Required action:
Output nothing but the lines from the first line of the entries to the line with "Q: Estimate the missing entries.", inclusive, exactly as they read.

Dataset entries: Begin

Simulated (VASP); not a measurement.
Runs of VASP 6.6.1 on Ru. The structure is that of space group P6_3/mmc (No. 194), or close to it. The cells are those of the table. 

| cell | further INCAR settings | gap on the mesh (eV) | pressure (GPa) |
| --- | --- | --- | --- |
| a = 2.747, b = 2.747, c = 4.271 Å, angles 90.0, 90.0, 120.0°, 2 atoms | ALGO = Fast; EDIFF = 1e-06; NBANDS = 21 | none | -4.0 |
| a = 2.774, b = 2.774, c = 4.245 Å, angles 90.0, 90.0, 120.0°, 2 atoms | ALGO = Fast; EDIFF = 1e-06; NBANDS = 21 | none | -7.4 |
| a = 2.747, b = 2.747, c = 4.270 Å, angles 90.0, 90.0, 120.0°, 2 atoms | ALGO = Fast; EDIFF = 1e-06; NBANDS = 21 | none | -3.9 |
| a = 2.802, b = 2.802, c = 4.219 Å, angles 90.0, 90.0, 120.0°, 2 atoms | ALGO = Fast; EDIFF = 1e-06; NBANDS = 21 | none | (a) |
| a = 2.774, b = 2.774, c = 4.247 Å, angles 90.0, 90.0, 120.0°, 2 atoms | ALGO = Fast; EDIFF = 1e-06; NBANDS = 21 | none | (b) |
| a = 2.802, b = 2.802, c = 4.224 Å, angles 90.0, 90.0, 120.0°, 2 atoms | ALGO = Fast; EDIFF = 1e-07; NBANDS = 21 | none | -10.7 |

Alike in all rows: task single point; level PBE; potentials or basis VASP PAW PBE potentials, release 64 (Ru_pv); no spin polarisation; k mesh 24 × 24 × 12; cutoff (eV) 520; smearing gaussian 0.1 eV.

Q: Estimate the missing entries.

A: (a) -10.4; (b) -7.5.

Dataset entries: End

Answer box:
Simulated (VASP); not a measurement.
Runs of VASP 6.6.1 on Ru. The structure is that of space group P6_3/mmc (No. 194), or close to it. The cells are those of the table. 

| cell | further INCAR settings | gap on the mesh (eV) | pressure (GPa) |
| --- | --- | --- | --- |
| a = 2.747, b = 2.747, c = 4.271 Å, angles 90.0, 90.0, 120.0°, 2 atoms | ALGO = Fast; EDIFF = 1e-06; NBANDS = 21 | none | -4.0 |
| a = 2.774, b = 2.774, c = 4.245 Å, angles 90.0, 90.0, 120.0°, 2 atoms | ALGO = Fast; EDIFF = 1e-06; NBANDS = 21 | none | -7.4 |
| a = 2.747, b = 2.747, c = 4.270 Å, angles 90.0, 90.0, 120.0°, 2 atoms | ALGO = Fast; EDIFF = 1e-06; NBANDS = 21 | none | -3.9 |
| a = 2.802, b = 2.802, c = 4.219 Å, angles 90.0, 90.0, 120.0°, 2 atoms | ALGO = Fast; EDIFF = 1e-06; NBANDS = 21 | none | (a) |
| a = 2.774, b = 2.774, c = 4.247 Å, angles 90.0, 90.0, 120.0°, 2 atoms | ALGO = Fast; EDIFF = 1e-06; NBANDS = 21 | none | (b) |
| a = 2.802, b = 2.802, c = 4.224 Å, angles 90.0, 90.0, 120.0°, 2 atoms | ALGO = Fast; EDIFF = 1e-07; NBANDS = 21 | none | -10.7 |

Alike in all rows: task single point; level PBE; potentials or basis VASP PAW PBE potentials, release 64 (Ru_pv); no spin polarisation; k mesh 24 × 24 × 12; cutoff (eV) 520; smearing gaussian 0.1 eV.

Q: Estimate the missing entries.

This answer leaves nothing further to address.